▸ Data under study
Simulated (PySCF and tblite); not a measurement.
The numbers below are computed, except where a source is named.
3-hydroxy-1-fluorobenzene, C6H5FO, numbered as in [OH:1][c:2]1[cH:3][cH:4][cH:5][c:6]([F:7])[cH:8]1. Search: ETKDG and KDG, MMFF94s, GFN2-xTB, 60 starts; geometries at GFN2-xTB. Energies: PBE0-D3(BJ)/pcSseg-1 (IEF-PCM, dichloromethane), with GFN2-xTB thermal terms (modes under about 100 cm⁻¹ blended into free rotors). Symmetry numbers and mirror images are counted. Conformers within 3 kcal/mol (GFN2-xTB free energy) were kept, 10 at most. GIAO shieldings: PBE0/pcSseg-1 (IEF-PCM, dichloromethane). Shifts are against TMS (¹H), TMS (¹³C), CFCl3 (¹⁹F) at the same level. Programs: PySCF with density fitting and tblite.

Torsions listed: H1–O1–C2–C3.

▸ Work order
Give every record again, exactly as it appears.

▸ Answer area
Simulated (PySCF and tblite); not a measurement.
The numbers below are computed, except where a source is named.
3-hydroxy-1-fluorobenzene, C6H5FO, numbered as in [OH:1][c:2]1[cH:3][cH:4][cH:5][c:6]([F:7])[cH:8]1. Search: ETKDG and KDG, MMFF94s, GFN2-xTB, 60 starts; geometries at GFN2-xTB. Energies: PBE0-D3(BJ)/pcSseg-1 (IEF-PCM, dichloromethane), with GFN2-xTB thermal terms (modes under about 100 cm⁻¹ blended into free rotors). Symmetry numbers and mirror images are counted. Conformers within 3 kcal/mol (GFN2-xTB free energy) were kept, 10 at most. GIAO shieldings: PBE0/pcSseg-1 (IEF-PCM, dichloromethane). Shifts are against TMS (¹H), TMS (¹³C), CFCl3 (¹⁹F) at the same level. Programs: PySCF with density fitting and tblite.

Torsions listed: H1–O1–C2–C3.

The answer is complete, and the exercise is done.